• _WORK INSTRUCTION_
Type again, exactly, the lines below from the start through the line that includes "Result: -1.3 GPa.".

-------- STUDY MATERIAL --------
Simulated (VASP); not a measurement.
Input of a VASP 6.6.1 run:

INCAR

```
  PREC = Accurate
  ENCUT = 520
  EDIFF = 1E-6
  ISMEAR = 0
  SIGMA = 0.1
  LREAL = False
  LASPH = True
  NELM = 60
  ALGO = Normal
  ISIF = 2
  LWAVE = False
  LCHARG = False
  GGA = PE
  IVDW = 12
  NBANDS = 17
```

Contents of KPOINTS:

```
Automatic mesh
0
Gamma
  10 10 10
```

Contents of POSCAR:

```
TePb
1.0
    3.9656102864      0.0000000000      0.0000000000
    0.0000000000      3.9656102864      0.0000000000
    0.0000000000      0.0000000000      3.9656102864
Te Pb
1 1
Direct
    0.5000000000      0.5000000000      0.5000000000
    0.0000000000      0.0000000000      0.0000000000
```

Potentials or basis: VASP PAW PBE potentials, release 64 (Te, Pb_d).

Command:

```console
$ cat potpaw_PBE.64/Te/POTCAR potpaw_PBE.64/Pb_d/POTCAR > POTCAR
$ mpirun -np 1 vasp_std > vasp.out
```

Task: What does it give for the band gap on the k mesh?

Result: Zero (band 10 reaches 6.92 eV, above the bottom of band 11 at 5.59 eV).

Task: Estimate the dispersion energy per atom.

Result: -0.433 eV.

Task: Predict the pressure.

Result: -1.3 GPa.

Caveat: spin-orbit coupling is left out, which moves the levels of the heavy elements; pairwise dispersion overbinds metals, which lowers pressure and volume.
--------

• _REPLY_
Simulated (VASP); not a measurement.
Input of a VASP 6.6.1 run:

INCAR

```
  PREC = Accurate
  ENCUT = 520
  EDIFF = 1E-6
  ISMEAR = 0
  SIGMA = 0.1
  LREAL = False
  LASPH = True
  NELM = 60
  ALGO = Normal
  ISIF = 2
  LWAVE = False
  LCHARG = False
  GGA = PE
  IVDW = 12
  NBANDS = 17
```

Contents of KPOINTS:

```
Automatic mesh
0
Gamma
  10 10 10
```

Contents of POSCAR:

```
TePb
1.0
    3.9656102864      0.0000000000      0.0000000000
    0.0000000000      3.9656102864      0.0000000000
    0.0000000000      0.0000000000      3.9656102864
Te Pb
1 1
Direct
    0.5000000000      0.5000000000      0.5000000000
    0.0000000000      0.0000000000      0.0000000000
```

Potentials or basis: VASP PAW PBE potentials, release 64 (Te, Pb_d).

Command:

```console
$ cat potpaw_PBE.64/Te/POTCAR potpaw_PBE.64/Pb_d/POTCAR > POTCAR
$ mpirun -np 1 vasp_std > vasp.out
```

Task: What does it give for the band gap on the k mesh?

Result: Zero (band 10 reaches 6.92 eV, above the bottom of band 11 at 5.59 eV).

Task: Estimate the dispersion energy per atom.

Result: -0.433 eV.

Task: Predict the pressure.

Result: -1.3 GPa.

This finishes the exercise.